SOURCE MATERIAL -
____________

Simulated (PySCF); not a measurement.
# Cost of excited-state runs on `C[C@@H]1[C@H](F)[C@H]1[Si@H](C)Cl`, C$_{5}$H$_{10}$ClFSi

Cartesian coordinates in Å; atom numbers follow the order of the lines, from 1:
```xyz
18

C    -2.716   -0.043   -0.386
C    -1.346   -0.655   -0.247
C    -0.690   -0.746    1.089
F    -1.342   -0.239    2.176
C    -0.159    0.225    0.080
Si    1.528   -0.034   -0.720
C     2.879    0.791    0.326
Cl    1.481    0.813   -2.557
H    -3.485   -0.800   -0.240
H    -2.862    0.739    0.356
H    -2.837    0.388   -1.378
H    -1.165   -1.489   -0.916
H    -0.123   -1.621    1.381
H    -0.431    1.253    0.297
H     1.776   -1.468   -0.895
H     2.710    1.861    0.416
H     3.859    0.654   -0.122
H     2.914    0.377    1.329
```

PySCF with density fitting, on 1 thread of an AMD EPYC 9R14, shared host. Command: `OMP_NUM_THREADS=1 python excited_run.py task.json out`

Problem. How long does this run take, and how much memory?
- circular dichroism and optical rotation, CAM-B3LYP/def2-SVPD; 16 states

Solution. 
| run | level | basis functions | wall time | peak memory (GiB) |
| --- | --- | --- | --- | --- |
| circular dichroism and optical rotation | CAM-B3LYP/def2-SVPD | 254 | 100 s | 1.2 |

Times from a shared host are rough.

____________

ACTIVITY - Your output must be the lines of the material above, from the first through the line that contains "100 s | 1.2 |", copied exactly. Include both endpoints and nothing else.

TASK SOLUTION -
Simulated (PySCF); not a measurement.
# Cost of excited-state runs on `C[C@@H]1[C@H](F)[C@H]1[Si@H](C)Cl`, C$_{5}$H$_{10}$ClFSi

Cartesian coordinates in Å; atom numbers follow the order of the lines, from 1:
```xyz
18

C    -2.716   -0.043   -0.386
C    -1.346   -0.655   -0.247
C    -0.690   -0.746    1.089
F    -1.342   -0.239    2.176
C    -0.159    0.225    0.080
Si    1.528   -0.034   -0.720
C     2.879    0.791    0.326
Cl    1.481    0.813   -2.557
H    -3.485   -0.800   -0.240
H    -2.862    0.739    0.356
H    -2.837    0.388   -1.378
H    -1.165   -1.489   -0.916
H    -0.123   -1.621    1.381
H    -0.431    1.253    0.297
H     1.776   -1.468   -0.895
H     2.710    1.861    0.416
H     3.859    0.654   -0.122
H     2.914    0.377    1.329
```

PySCF with density fitting, on 1 thread of an AMD EPYC 9R14, shared host. Command: `OMP_NUM_THREADS=1 python excited_run.py task.json out`

Problem. How long does this run take, and how much memory?
- circular dichroism and optical rotation, CAM-B3LYP/def2-SVPD; 16 states

Solution. 
| run | level | basis functions | wall time | peak memory (GiB) |
| --- | --- | --- | --- | --- |
| circular dichroism and optical rotation | CAM-B3LYP/def2-SVPD | 254 | 100 s | 1.2 |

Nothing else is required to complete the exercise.